§ Activity: Reproduce the material that follows, please, but only from its first line to the line containing "### Question", inclusive.

• • • • • • •
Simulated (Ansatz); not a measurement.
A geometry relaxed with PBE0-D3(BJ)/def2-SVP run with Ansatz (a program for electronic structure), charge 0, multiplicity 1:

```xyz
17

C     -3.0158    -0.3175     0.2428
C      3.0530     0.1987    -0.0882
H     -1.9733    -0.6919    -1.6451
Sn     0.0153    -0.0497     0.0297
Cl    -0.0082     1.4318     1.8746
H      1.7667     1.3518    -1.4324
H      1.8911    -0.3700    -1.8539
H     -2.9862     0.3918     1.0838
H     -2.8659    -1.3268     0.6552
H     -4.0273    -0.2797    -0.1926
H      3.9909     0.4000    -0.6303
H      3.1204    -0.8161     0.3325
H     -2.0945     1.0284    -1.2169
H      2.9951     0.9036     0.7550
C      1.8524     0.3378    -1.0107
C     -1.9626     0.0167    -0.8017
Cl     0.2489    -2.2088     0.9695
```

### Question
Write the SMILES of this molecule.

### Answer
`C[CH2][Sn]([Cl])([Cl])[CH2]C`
• • • • • • •

§ Written reply:
Simulated (Ansatz); not a measurement.
A geometry relaxed with PBE0-D3(BJ)/def2-SVP run with Ansatz (a program for electronic structure), charge 0, multiplicity 1:

```xyz
17

C     -3.0158    -0.3175     0.2428
C      3.0530     0.1987    -0.0882
H     -1.9733    -0.6919    -1.6451
Sn     0.0153    -0.0497     0.0297
Cl    -0.0082     1.4318     1.8746
H      1.7667     1.3518    -1.4324
H      1.8911    -0.3700    -1.8539
H     -2.9862     0.3918     1.0838
H     -2.8659    -1.3268     0.6552
H     -4.0273    -0.2797    -0.1926
H      3.9909     0.4000    -0.6303
H      3.1204    -0.8161     0.3325
H     -2.0945     1.0284    -1.2169
H      2.9951     0.9036     0.7550
C      1.8524     0.3378    -1.0107
C     -1.9626     0.0167    -0.8017
Cl     0.2489    -2.2088     0.9695
```

### Question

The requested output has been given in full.